▸ **Required action**
Nothing in the records may change when you print them out again.

▸ **Listed records**
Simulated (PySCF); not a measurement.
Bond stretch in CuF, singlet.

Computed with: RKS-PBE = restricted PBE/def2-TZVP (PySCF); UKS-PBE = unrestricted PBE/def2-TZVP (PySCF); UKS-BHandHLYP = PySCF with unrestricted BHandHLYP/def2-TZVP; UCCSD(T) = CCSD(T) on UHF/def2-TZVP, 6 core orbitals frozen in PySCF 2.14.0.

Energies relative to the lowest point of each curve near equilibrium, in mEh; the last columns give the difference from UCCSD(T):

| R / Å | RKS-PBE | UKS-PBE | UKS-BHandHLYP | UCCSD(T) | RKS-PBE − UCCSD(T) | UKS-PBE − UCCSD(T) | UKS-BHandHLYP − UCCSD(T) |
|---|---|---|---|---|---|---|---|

▸ **Written response**
Simulated (PySCF); not a measurement.
Bond stretch in CuF, singlet.

Computed with: RKS-PBE = restricted PBE/def2-TZVP (PySCF); UKS-PBE = unrestricted PBE/def2-TZVP (PySCF); UKS-BHandHLYP = PySCF with unrestricted BHandHLYP/def2-TZVP; UCCSD(T) = CCSD(T) on UHF/def2-TZVP, 6 core orbitals frozen in PySCF 2.14.0.

Energies relative to the lowest point of each curve near equilibrium, in mEh; the last columns give the difference from UCCSD(T):

| R / Å | RKS-PBE | UKS-PBE | UKS-BHandHLYP | UCCSD(T) | RKS-PBE − UCCSD(T) | UKS-PBE − UCCSD(T) | UKS-BHandHLYP − UCCSD(T) |
|---|---|---|---|---|---|---|---|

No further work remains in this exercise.